+===+

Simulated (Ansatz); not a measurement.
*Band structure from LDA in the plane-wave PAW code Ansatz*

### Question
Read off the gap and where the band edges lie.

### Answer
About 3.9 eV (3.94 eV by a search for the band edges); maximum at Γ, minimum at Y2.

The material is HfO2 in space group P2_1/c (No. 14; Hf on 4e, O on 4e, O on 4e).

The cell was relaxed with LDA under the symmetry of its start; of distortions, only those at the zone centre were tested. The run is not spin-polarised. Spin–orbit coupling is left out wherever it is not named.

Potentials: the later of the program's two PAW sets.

+===+

### Assignment
From the first line of the data above to the line holding "The cell was", reproduce each line exactly; emit no other lines.

### Written answer
Simulated (Ansatz); not a measurement.
*Band structure from LDA in the plane-wave PAW code Ansatz*

### Question
Read off the gap and where the band edges lie.

### Answer
About 3.9 eV (3.94 eV by a search for the band edges); maximum at Γ, minimum at Y2.

The material is HfO2 in space group P2_1/c (No. 14; Hf on 4e, O on 4e, O on 4e).

The cell was relaxed with LDA under the symmetry of its start; of distortions, only those at the zone centre were tested. The run is not spin-polarised. Spin–orbit coupling is left out wherever it is not named.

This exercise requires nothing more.